## RECORDS SUPPLIED
-=-=-
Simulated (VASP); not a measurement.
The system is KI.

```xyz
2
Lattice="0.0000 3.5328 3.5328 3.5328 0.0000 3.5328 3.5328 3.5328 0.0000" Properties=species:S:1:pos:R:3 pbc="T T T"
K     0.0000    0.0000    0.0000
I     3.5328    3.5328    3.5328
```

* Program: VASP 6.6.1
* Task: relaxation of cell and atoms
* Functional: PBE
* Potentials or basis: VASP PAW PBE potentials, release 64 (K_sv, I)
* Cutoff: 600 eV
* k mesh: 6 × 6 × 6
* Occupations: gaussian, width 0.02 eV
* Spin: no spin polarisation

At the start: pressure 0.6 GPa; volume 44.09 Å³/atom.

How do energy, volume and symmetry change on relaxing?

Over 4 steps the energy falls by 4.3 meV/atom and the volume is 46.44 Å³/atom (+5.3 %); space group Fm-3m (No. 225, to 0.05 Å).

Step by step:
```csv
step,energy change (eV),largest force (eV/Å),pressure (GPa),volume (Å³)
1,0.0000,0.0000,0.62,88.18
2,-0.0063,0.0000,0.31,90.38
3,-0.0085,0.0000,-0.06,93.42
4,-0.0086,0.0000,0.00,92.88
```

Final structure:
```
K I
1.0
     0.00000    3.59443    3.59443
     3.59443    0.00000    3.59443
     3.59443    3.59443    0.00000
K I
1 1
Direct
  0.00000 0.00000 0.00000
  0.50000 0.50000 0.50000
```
-=-=-

## WORK INSTRUCTION
Go to the line with "64 (K_sv, I)" in the entries above and repeat every line from there through the line with "How do energy, volume", exactly and with no other text.

## REPLY
* Potentials or basis: VASP PAW PBE potentials, release 64 (K_sv, I)
* Cutoff: 600 eV
* k mesh: 6 × 6 × 6
* Occupations: gaussian, width 0.02 eV
* Spin: no spin polarisation

At the start: pressure 0.6 GPa; volume 44.09 Å³/atom.

How do energy, volume and symmetry change on relaxing?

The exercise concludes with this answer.